## Required action
A word-for-word restatement of the full listing is required.

═════ Given information ═════

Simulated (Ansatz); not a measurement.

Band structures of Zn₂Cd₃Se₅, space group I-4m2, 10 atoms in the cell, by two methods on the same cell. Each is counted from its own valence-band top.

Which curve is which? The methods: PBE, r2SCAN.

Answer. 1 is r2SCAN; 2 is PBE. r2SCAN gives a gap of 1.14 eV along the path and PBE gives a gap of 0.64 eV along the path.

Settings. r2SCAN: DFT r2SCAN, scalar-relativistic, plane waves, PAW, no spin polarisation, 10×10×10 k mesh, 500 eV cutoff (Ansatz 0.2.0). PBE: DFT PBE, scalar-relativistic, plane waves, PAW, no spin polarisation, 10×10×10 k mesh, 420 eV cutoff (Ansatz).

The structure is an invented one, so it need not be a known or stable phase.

═════

## Exercise result
Simulated (Ansatz); not a measurement.

Band structures of Zn₂Cd₃Se₅, space group I-4m2, 10 atoms in the cell, by two methods on the same cell. Each is counted from its own valence-band top.

Which curve is which? The methods: PBE, r2SCAN.

Answer. 1 is r2SCAN; 2 is PBE. r2SCAN gives a gap of 1.14 eV along the path and PBE gives a gap of 0.64 eV along the path.

Settings. r2SCAN: DFT r2SCAN, scalar-relativistic, plane waves, PAW, no spin polarisation, 10×10×10 k mesh, 500 eV cutoff (Ansatz 0.2.0). PBE: DFT PBE, scalar-relativistic, plane waves, PAW, no spin polarisation, 10×10×10 k mesh, 420 eV cutoff (Ansatz).

The structure is an invented one, so it need not be a known or stable phase.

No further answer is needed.